▸ Work task: Every line below from the one containing "Ansatz 0.2.0 |" through the one containing "cell | 14 | 16 |" must be transcribed exactly. Omit all lines outside that stretch.

▸ Extracted records:
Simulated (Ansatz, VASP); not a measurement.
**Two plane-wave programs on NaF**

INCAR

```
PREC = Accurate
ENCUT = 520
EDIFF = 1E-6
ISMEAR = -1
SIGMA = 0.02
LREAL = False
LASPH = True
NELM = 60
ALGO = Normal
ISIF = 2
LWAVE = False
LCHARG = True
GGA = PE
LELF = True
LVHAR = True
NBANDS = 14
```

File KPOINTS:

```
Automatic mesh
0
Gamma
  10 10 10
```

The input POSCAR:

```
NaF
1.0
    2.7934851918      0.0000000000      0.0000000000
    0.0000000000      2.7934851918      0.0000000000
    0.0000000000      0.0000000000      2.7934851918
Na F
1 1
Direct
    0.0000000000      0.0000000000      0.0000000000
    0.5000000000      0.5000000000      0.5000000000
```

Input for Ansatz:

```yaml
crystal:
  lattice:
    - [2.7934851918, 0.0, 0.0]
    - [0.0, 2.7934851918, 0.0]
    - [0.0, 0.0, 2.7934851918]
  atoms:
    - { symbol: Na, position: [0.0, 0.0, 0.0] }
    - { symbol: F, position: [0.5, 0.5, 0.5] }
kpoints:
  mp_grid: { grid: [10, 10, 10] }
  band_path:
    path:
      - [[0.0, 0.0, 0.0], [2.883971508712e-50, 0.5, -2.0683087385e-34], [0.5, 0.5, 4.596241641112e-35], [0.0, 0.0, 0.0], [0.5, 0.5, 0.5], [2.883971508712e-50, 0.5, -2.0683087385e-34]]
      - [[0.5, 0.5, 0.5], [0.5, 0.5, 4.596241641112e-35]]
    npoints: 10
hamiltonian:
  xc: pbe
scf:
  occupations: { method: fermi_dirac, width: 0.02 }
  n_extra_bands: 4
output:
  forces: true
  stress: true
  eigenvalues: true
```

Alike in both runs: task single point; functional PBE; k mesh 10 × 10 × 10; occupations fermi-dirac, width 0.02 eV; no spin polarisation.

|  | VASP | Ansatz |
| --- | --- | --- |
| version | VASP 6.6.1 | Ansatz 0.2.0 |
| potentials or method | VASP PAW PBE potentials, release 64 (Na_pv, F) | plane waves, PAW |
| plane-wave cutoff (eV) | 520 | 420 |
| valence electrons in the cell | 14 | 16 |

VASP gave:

▸ Result:
| version | VASP 6.6.1 | Ansatz 0.2.0 |
| potentials or method | VASP PAW PBE potentials, release 64 (Na_pv, F) | plane waves, PAW |
| plane-wave cutoff (eV) | 520 | 420 |
| valence electrons in the cell | 14 | 16 |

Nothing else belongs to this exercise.